==========
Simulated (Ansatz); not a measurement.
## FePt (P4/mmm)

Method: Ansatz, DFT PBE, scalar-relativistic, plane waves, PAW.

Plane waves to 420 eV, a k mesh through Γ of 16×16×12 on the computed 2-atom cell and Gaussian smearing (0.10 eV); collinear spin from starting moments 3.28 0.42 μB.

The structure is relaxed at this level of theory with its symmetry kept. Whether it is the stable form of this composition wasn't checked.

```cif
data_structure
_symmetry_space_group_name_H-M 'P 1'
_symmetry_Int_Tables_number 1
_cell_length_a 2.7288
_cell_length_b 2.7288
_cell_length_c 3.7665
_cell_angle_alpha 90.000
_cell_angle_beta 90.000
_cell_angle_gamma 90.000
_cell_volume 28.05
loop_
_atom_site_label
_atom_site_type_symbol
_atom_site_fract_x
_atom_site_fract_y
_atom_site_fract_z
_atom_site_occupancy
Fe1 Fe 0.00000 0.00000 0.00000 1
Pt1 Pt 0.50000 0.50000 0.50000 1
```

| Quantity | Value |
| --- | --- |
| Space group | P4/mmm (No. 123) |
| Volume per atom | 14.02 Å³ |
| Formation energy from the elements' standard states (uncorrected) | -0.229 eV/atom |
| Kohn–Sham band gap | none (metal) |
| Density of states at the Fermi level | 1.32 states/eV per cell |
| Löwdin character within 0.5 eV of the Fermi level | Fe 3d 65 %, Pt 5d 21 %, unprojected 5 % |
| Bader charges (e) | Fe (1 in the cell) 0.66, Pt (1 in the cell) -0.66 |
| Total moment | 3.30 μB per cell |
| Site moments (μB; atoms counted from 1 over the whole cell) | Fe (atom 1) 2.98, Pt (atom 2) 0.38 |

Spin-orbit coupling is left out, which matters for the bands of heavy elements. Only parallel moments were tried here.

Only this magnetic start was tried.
==========

* WORK INSTRUCTION
Copy only the entries from the first line to the line with "Spin-orbit coupling is", each exactly as it appears.

* TASK RESPONSE
Simulated (Ansatz); not a measurement.
## FePt (P4/mmm)

Method: Ansatz, DFT PBE, scalar-relativistic, plane waves, PAW.

Plane waves to 420 eV, a k mesh through Γ of 16×16×12 on the computed 2-atom cell and Gaussian smearing (0.10 eV); collinear spin from starting moments 3.28 0.42 μB.

The structure is relaxed at this level of theory with its symmetry kept. Whether it is the stable form of this composition wasn't checked.

```cif
data_structure
_symmetry_space_group_name_H-M 'P 1'
_symmetry_Int_Tables_number 1
_cell_length_a 2.7288
_cell_length_b 2.7288
_cell_length_c 3.7665
_cell_angle_alpha 90.000
_cell_angle_beta 90.000
_cell_angle_gamma 90.000
_cell_volume 28.05
loop_
_atom_site_label
_atom_site_type_symbol
_atom_site_fract_x
_atom_site_fract_y
_atom_site_fract_z
_atom_site_occupancy
Fe1 Fe 0.00000 0.00000 0.00000 1
Pt1 Pt 0.50000 0.50000 0.50000 1
```

| Quantity | Value |
| --- | --- |
| Space group | P4/mmm (No. 123) |
| Volume per atom | 14.02 Å³ |
| Formation energy from the elements' standard states (uncorrected) | -0.229 eV/atom |
| Kohn–Sham band gap | none (metal) |
| Density of states at the Fermi level | 1.32 states/eV per cell |
| Löwdin character within 0.5 eV of the Fermi level | Fe 3d 65 %, Pt 5d 21 %, unprojected 5 % |
| Bader charges (e) | Fe (1 in the cell) 0.66, Pt (1 in the cell) -0.66 |
| Total moment | 3.30 μB per cell |
| Site moments (μB; atoms counted from 1 over the whole cell) | Fe (atom 1) 2.98, Pt (atom 2) 0.38 |

Spin-orbit coupling is left out, which matters for the bands of heavy elements. Only parallel moments were tried here.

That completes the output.